▶ [Action item]
Set down, please, without alteration, the lines of the entries below from the first through the one containing "Isomers of C2H3BF2O, each".

▶ [Extracted data]
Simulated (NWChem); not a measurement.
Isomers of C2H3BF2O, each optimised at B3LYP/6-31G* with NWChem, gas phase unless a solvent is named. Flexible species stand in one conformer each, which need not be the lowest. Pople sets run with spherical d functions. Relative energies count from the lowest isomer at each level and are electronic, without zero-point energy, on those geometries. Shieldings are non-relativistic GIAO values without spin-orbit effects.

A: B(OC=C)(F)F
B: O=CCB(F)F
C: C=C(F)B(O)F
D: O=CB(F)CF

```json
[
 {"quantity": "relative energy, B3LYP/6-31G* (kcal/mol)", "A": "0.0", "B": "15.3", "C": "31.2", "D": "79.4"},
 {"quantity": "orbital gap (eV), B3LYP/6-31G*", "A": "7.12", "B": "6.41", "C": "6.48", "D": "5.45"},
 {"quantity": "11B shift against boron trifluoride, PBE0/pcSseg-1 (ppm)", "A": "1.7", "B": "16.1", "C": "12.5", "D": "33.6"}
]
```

▶ [Task result]
Simulated (NWChem); not a measurement.
Isomers of C2H3BF2O, each optimised at B3LYP/6-31G* with NWChem, gas phase unless a solvent is named. Flexible species stand in one conformer each, which need not be the lowest. Pople sets run with spherical d functions. Relative energies count from the lowest isomer at each level and are electronic, without zero-point energy, on those geometries. Shieldings are non-relativistic GIAO values without spin-orbit effects.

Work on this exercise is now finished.